Exercise: Among the entries below, one line contains "Everything below was run with NWChem." and another contains "The values span". Transcribe those two lines and every line between them, exactly.

Stored data:
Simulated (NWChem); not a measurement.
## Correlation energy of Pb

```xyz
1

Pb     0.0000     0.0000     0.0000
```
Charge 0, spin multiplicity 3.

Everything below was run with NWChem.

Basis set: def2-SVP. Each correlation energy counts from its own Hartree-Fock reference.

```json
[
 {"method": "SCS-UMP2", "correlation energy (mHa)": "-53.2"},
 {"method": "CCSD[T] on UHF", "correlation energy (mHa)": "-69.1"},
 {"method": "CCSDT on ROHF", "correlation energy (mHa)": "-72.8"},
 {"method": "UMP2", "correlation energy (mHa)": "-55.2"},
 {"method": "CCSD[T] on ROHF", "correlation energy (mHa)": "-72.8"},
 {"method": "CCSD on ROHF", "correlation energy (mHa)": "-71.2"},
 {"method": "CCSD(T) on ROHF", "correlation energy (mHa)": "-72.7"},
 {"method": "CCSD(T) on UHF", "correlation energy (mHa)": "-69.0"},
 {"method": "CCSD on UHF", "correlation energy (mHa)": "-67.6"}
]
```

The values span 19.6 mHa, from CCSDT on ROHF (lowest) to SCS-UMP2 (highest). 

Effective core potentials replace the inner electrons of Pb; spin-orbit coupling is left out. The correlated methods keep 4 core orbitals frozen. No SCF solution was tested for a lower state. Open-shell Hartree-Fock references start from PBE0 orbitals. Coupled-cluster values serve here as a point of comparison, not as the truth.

Answer section:
Everything below was run with NWChem.

Basis set: def2-SVP. Each correlation energy counts from its own Hartree-Fock reference.

```json
[
 {"method": "SCS-UMP2", "correlation energy (mHa)": "-53.2"},
 {"method": "CCSD[T] on UHF", "correlation energy (mHa)": "-69.1"},
 {"method": "CCSDT on ROHF", "correlation energy (mHa)": "-72.8"},
 {"method": "UMP2", "correlation energy (mHa)": "-55.2"},
 {"method": "CCSD[T] on ROHF", "correlation energy (mHa)": "-72.8"},
 {"method": "CCSD on ROHF", "correlation energy (mHa)": "-71.2"},
 {"method": "CCSD(T) on ROHF", "correlation energy (mHa)": "-72.7"},
 {"method": "CCSD(T) on UHF", "correlation energy (mHa)": "-69.0"},
 {"method": "CCSD on UHF", "correlation energy (mHa)": "-67.6"}
]
```

The values span 19.6 mHa, from CCSDT on ROHF (lowest) to SCS-UMP2 (highest). 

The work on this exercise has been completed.